- [REQUIREMENT]: Below are records; quote them exactly from the first line through the line that contains "-4.49 | -2.95 |".

- [SUPPLIED MATERIAL]:
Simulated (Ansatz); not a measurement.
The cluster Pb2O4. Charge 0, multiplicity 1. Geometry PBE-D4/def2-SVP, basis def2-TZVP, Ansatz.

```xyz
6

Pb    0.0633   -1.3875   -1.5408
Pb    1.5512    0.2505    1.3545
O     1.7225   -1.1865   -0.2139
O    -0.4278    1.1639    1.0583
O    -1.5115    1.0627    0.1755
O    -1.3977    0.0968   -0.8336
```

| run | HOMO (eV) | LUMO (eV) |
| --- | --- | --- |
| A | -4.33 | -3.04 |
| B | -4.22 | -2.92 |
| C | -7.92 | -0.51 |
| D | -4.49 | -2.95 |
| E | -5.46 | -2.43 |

- [EXERCISE SOLUTION]:
Simulated (Ansatz); not a measurement.
The cluster Pb2O4. Charge 0, multiplicity 1. Geometry PBE-D4/def2-SVP, basis def2-TZVP, Ansatz.

```xyz
6

Pb    0.0633   -1.3875   -1.5408
Pb    1.5512    0.2505    1.3545
O     1.7225   -1.1865   -0.2139
O    -0.4278    1.1639    1.0583
O    -1.5115    1.0627    0.1755
O    -1.3977    0.0968   -0.8336
```

| run | HOMO (eV) | LUMO (eV) |
| --- | --- | --- |
| A | -4.33 | -3.04 |
| B | -4.22 | -2.92 |
| C | -7.92 | -0.51 |
| D | -4.49 | -2.95 |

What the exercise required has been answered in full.